#### [The data]
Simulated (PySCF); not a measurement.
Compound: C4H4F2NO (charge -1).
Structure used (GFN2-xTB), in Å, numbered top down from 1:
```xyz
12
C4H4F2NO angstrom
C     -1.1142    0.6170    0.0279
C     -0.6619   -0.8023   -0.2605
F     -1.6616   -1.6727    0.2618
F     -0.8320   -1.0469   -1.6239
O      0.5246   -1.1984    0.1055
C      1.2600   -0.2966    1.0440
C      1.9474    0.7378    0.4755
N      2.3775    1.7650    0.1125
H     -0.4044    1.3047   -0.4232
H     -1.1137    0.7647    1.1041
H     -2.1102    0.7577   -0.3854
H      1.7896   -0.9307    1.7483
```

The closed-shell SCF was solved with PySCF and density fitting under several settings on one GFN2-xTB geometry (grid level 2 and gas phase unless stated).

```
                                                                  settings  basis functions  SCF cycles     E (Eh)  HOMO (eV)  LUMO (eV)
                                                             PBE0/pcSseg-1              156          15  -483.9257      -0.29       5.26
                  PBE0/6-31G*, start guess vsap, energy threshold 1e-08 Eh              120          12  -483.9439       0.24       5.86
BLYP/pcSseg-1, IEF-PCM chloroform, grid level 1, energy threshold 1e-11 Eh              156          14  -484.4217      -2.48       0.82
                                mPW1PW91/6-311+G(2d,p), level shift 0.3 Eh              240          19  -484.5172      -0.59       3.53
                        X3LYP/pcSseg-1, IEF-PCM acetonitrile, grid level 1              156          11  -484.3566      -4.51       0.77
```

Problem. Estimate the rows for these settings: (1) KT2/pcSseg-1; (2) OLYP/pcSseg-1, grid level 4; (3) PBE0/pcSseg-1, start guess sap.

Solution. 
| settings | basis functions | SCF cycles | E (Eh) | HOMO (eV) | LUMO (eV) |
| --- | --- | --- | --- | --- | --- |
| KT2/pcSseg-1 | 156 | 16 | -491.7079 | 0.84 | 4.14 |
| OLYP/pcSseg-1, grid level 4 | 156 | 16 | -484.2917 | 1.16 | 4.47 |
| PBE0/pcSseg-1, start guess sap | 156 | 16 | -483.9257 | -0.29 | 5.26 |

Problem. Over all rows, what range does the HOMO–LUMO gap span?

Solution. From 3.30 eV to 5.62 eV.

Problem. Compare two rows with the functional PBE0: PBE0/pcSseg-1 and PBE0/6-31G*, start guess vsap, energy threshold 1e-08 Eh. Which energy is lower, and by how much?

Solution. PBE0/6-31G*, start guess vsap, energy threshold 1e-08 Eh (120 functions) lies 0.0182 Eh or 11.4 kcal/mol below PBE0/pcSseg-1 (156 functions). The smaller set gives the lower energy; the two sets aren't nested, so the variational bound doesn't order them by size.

#### [Activity]
Taking the material above, extract exactly and only the lines from the line with "Problem. Estimate the" to the line with "Problem. Compare two", inclusive of both.

#### [Answer section]
Problem. Estimate the rows for these settings: (1) KT2/pcSseg-1; (2) OLYP/pcSseg-1, grid level 4; (3) PBE0/pcSseg-1, start guess sap.

Solution. 
| settings | basis functions | SCF cycles | E (Eh) | HOMO (eV) | LUMO (eV) |
| --- | --- | --- | --- | --- | --- |
| KT2/pcSseg-1 | 156 | 16 | -491.7079 | 0.84 | 4.14 |
| OLYP/pcSseg-1, grid level 4 | 156 | 16 | -484.2917 | 1.16 | 4.47 |
| PBE0/pcSseg-1, start guess sap | 156 | 16 | -483.9257 | -0.29 | 5.26 |

Problem. Over all rows, what range does the HOMO–LUMO gap span?

Solution. From 3.30 eV to 5.62 eV.

Problem. Compare two rows with the functional PBE0: PBE0/pcSseg-1 and PBE0/6-31G*, start guess vsap, energy threshold 1e-08 Eh. Which energy is lower, and by how much?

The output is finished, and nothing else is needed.